▸ GIVEN DATA:
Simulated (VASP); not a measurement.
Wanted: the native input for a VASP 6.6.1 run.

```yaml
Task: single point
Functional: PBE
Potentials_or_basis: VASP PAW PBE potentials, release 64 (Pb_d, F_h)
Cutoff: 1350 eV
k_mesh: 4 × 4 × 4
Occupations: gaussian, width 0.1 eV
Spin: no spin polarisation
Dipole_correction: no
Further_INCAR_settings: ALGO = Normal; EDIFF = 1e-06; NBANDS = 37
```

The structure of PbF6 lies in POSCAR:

▸ ASSIGNED TASK: Your task is to reproduce the full listing exactly.

▸ PROBLEM SOLUTION:
Simulated (VASP); not a measurement.
Wanted: the native input for a VASP 6.6.1 run.

```yaml
Task: single point
Functional: PBE
Potentials_or_basis: VASP PAW PBE potentials, release 64 (Pb_d, F_h)
Cutoff: 1350 eV
k_mesh: 4 × 4 × 4
Occupations: gaussian, width 0.1 eV
Spin: no spin polarisation
Dipole_correction: no
Further_INCAR_settings: ALGO = Normal; EDIFF = 1e-06; NBANDS = 37
```

The structure of PbF6 lies in POSCAR:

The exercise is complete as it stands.